Task item – Please quote exactly the opening lines of the data, from the first line to the one where "Theory: DFT PBE, scalar-relativistic, plane" appears.

===============

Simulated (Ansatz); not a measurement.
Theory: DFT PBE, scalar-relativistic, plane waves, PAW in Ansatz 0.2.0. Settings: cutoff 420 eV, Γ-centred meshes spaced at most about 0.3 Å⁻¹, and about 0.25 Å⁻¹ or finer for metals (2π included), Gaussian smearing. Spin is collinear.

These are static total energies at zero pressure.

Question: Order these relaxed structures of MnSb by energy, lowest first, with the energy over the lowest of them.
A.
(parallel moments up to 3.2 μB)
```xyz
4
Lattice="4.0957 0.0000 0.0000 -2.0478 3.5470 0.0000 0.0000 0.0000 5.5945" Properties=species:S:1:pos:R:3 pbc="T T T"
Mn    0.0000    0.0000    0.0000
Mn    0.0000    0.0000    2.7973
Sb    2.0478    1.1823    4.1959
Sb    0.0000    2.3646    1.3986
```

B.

===============

Exercise result –
Simulated (Ansatz); not a measurement.
Theory: DFT PBE, scalar-relativistic, plane waves, PAW in Ansatz 0.2.0. Settings: cutoff 420 eV, Γ-centred meshes spaced at most about 0.3 Å⁻¹, and about 0.25 Å⁻¹ or finer for metals (2π included), Gaussian smearing. Spin is collinear.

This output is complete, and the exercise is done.